== RECORDS PROVIDED ==

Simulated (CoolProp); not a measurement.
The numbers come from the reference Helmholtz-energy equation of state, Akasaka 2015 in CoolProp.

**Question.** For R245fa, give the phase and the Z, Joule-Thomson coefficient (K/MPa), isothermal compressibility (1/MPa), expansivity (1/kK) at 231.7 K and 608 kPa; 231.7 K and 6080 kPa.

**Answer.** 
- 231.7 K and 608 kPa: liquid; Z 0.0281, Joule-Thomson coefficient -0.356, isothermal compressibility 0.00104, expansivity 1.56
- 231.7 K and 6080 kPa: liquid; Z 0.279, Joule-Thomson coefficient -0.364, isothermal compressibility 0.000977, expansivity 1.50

===

> _WORK TASK_: The required answer is the complete data, repeated exactly.

> _TASK SOLUTION_:
Simulated (CoolProp); not a measurement.
The numbers come from the reference Helmholtz-energy equation of state, Akasaka 2015 in CoolProp.

**Question.** For R245fa, give the phase and the Z, Joule-Thomson coefficient (K/MPa), isothermal compressibility (1/MPa), expansivity (1/kK) at 231.7 K and 608 kPa; 231.7 K and 6080 kPa.

**Answer.** 
- 231.7 K and 608 kPa: liquid; Z 0.0281, Joule-Thomson coefficient -0.356, isothermal compressibility 0.00104, expansivity 1.56
- 231.7 K and 6080 kPa: liquid; Z 0.279, Joule-Thomson coefficient -0.364, isothermal compressibility 0.000977, expansivity 1.50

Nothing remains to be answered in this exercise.